Only the first line of the listing and the lines after it, up to and including the one containing "steps | 3 |", should be retyped exactly.

INFORMATION SUPPLIED »
<<<<
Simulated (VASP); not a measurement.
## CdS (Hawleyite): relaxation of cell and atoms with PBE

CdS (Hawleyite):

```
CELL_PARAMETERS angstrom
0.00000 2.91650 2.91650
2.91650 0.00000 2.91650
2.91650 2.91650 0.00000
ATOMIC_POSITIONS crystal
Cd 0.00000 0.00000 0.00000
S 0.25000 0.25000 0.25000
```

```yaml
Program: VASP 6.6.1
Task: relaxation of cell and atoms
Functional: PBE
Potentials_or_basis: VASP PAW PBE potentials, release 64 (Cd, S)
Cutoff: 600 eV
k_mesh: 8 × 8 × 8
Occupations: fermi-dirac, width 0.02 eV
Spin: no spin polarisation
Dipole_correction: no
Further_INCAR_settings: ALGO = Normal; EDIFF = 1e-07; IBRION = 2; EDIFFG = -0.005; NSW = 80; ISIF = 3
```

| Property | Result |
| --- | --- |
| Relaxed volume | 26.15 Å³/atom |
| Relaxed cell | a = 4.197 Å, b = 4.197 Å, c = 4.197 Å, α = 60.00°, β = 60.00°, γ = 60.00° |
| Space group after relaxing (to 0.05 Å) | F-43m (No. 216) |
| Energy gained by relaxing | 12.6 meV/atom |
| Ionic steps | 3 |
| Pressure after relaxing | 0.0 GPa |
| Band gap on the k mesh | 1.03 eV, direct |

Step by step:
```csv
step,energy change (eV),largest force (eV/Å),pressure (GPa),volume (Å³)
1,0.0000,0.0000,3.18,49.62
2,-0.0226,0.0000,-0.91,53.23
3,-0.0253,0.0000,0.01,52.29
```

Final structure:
>>>>

PROBLEM SOLUTION »
Simulated (VASP); not a measurement.
## CdS (Hawleyite): relaxation of cell and atoms with PBE

CdS (Hawleyite):

```
CELL_PARAMETERS angstrom
0.00000 2.91650 2.91650
2.91650 0.00000 2.91650
2.91650 2.91650 0.00000
ATOMIC_POSITIONS crystal
Cd 0.00000 0.00000 0.00000
S 0.25000 0.25000 0.25000
```

```yaml
Program: VASP 6.6.1
Task: relaxation of cell and atoms
Functional: PBE
Potentials_or_basis: VASP PAW PBE potentials, release 64 (Cd, S)
Cutoff: 600 eV
k_mesh: 8 × 8 × 8
Occupations: fermi-dirac, width 0.02 eV
Spin: no spin polarisation
Dipole_correction: no
Further_INCAR_settings: ALGO = Normal; EDIFF = 1e-07; IBRION = 2; EDIFFG = -0.005; NSW = 80; ISIF = 3
```

| Property | Result |
| --- | --- |
| Relaxed volume | 26.15 Å³/atom |
| Relaxed cell | a = 4.197 Å, b = 4.197 Å, c = 4.197 Å, α = 60.00°, β = 60.00°, γ = 60.00° |
| Space group after relaxing (to 0.05 Å) | F-43m (No. 216) |
| Energy gained by relaxing | 12.6 meV/atom |
| Ionic steps | 3 |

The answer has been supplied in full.